■ Work item: First find the line with "Ansatz 0.2.0 |" in the entries below, then set down exactly every line through the line with "6.36 | -0.005 |", that line included.

■ Entries supplied:
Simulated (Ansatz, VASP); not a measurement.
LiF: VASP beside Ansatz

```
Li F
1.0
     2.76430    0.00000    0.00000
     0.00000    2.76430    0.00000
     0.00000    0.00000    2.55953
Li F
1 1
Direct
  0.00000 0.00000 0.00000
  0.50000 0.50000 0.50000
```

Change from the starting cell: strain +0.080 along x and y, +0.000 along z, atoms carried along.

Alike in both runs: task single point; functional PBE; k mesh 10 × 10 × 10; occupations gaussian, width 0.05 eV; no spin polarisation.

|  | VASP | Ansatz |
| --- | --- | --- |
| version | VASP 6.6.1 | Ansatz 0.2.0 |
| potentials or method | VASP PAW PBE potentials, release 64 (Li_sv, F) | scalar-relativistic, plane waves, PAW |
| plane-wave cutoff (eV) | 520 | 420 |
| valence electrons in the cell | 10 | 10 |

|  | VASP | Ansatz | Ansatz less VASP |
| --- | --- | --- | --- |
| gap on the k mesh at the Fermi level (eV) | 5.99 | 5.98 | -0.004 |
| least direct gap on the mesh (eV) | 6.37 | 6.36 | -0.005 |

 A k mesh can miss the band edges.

■ Solution:
| version | VASP 6.6.1 | Ansatz 0.2.0 |
| potentials or method | VASP PAW PBE potentials, release 64 (Li_sv, F) | scalar-relativistic, plane waves, PAW |
| plane-wave cutoff (eV) | 520 | 420 |
| valence electrons in the cell | 10 | 10 |

|  | VASP | Ansatz | Ansatz less VASP |
| --- | --- | --- | --- |
| gap on the k mesh at the Fermi level (eV) | 5.99 | 5.98 | -0.004 |
| least direct gap on the mesh (eV) | 6.37 | 6.36 | -0.005 |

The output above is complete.